+-------+

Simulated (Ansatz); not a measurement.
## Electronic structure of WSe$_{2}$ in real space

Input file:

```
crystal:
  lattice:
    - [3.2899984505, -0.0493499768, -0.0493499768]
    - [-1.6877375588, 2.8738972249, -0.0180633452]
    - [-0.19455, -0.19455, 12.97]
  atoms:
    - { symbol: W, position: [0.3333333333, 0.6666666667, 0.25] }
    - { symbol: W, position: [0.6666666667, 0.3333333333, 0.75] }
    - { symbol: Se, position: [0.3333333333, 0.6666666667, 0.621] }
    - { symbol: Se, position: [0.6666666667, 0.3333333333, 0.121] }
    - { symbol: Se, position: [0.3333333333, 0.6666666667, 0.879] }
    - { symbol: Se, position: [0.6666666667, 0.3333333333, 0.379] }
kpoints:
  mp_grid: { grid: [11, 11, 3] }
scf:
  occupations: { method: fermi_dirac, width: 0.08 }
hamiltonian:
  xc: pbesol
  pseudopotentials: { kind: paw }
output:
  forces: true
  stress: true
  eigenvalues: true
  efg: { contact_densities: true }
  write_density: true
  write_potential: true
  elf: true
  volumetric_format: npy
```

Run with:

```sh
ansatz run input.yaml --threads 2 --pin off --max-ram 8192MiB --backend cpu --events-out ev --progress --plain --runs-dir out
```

+-------+

▶ [Action item]:
Once you have read the listing above, set it down again without alteration.

▶ [Written response]:
Simulated (Ansatz); not a measurement.
## Electronic structure of WSe$_{2}$ in real space

Input file:

```
crystal:
  lattice:
    - [3.2899984505, -0.0493499768, -0.0493499768]
    - [-1.6877375588, 2.8738972249, -0.0180633452]
    - [-0.19455, -0.19455, 12.97]
  atoms:
    - { symbol: W, position: [0.3333333333, 0.6666666667, 0.25] }
    - { symbol: W, position: [0.6666666667, 0.3333333333, 0.75] }
    - { symbol: Se, position: [0.3333333333, 0.6666666667, 0.621] }
    - { symbol: Se, position: [0.6666666667, 0.3333333333, 0.121] }
    - { symbol: Se, position: [0.3333333333, 0.6666666667, 0.879] }
    - { symbol: Se, position: [0.6666666667, 0.3333333333, 0.379] }
kpoints:
  mp_grid: { grid: [11, 11, 3] }
scf:
  occupations: { method: fermi_dirac, width: 0.08 }
hamiltonian:
  xc: pbesol
  pseudopotentials: { kind: paw }
output:
  forces: true
  stress: true
  eigenvalues: true
  efg: { contact_densities: true }
  write_density: true
  write_potential: true
  elf: true
  volumetric_format: npy
```

Run with:

```sh
ansatz run input.yaml --threads 2 --pin off --max-ram 8192MiB --backend cpu --events-out ev --progress --plain --runs-dir out
```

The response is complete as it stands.